Work order ▸ Please retype the material beneath this task exactly, starting with its first line and finishing with the line containing "Fig. 1. Band edges at 0.3 V on the gate".

──────────────────────────────
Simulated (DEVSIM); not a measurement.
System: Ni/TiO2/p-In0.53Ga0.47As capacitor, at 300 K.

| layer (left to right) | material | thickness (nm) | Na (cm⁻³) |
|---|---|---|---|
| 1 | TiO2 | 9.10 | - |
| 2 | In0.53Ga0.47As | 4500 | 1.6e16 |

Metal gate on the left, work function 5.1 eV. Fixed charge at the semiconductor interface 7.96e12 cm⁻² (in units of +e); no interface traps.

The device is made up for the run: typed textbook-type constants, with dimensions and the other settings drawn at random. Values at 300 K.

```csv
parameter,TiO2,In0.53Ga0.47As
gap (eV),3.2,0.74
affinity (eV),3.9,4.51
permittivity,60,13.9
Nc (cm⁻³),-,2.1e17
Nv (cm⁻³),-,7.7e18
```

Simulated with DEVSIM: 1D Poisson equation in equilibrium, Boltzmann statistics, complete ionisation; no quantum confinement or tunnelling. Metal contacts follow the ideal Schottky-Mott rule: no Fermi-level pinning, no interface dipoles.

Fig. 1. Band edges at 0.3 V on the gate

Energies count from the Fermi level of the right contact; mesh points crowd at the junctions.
──────────────────────────────

Task output ▸
Simulated (DEVSIM); not a measurement.
System: Ni/TiO2/p-In0.53Ga0.47As capacitor, at 300 K.

| layer (left to right) | material | thickness (nm) | Na (cm⁻³) |
|---|---|---|---|
| 1 | TiO2 | 9.10 | - |
| 2 | In0.53Ga0.47As | 4500 | 1.6e16 |

Metal gate on the left, work function 5.1 eV. Fixed charge at the semiconductor interface 7.96e12 cm⁻² (in units of +e); no interface traps.

The device is made up for the run: typed textbook-type constants, with dimensions and the other settings drawn at random. Values at 300 K.

```csv
parameter,TiO2,In0.53Ga0.47As
gap (eV),3.2,0.74
affinity (eV),3.9,4.51
permittivity,60,13.9
Nc (cm⁻³),-,2.1e17
Nv (cm⁻³),-,7.7e18
```

Simulated with DEVSIM: 1D Poisson equation in equilibrium, Boltzmann statistics, complete ionisation; no quantum confinement or tunnelling. Metal contacts follow the ideal Schottky-Mott rule: no Fermi-level pinning, no interface dipoles.

Fig. 1. Band edges at 0.3 V on the gate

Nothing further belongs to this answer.